Start of Block
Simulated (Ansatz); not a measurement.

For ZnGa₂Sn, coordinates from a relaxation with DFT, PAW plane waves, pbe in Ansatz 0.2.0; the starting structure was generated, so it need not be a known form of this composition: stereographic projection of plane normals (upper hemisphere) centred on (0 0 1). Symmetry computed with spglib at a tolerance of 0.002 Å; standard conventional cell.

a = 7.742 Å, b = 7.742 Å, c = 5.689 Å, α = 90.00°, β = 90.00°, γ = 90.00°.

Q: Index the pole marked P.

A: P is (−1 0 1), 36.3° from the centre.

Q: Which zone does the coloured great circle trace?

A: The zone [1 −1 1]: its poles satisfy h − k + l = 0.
End of Block

§ **Brief**: Nothing should be dropped or changed, so repeat all of the entries exactly.

§ **Response**:
Simulated (Ansatz); not a measurement.

For ZnGa₂Sn, coordinates from a relaxation with DFT, PAW plane waves, pbe in Ansatz 0.2.0; the starting structure was generated, so it need not be a known form of this composition: stereographic projection of plane normals (upper hemisphere) centred on (0 0 1). Symmetry computed with spglib at a tolerance of 0.002 Å; standard conventional cell.

a = 7.742 Å, b = 7.742 Å, c = 5.689 Å, α = 90.00°, β = 90.00°, γ = 90.00°.

Q: Index the pole marked P.

A: P is (−1 0 1), 36.3° from the centre.

Q: Which zone does the coloured great circle trace?

A: The zone [1 −1 1]: its poles satisfy h − k + l = 0.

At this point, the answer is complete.